**ASSIGNED TASK**
Reproduce exactly, from the data that follows, the line with "Alike in both", the line with "-2.1 | -0.40 |", and every line that lies between them.

**INFORMATION PROVIDED**
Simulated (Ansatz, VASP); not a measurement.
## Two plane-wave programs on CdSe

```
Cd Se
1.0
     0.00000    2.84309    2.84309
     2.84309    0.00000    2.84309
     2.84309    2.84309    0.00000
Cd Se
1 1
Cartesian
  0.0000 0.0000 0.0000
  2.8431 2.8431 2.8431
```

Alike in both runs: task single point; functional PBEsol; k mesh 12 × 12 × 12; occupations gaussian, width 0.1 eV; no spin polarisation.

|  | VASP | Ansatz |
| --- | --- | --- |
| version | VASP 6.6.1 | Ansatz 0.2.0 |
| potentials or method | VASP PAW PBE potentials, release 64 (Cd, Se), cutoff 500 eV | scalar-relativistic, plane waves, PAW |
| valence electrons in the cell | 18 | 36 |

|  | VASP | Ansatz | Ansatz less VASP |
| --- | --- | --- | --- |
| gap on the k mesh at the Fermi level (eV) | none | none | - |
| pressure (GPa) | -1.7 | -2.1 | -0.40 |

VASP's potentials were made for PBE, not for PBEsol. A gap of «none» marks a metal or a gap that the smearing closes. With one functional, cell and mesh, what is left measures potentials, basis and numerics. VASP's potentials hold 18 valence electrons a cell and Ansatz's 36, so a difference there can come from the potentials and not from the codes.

**PROBLEM SOLUTION**
Alike in both runs: task single point; functional PBEsol; k mesh 12 × 12 × 12; occupations gaussian, width 0.1 eV; no spin polarisation.

|  | VASP | Ansatz |
| --- | --- | --- |
| version | VASP 6.6.1 | Ansatz 0.2.0 |
| potentials or method | VASP PAW PBE potentials, release 64 (Cd, Se), cutoff 500 eV | scalar-relativistic, plane waves, PAW |
| valence electrons in the cell | 18 | 36 |

|  | VASP | Ansatz | Ansatz less VASP |
| --- | --- | --- | --- |
| gap on the k mesh at the Fermi level (eV) | none | none | - |
| pressure (GPa) | -1.7 | -2.1 | -0.40 |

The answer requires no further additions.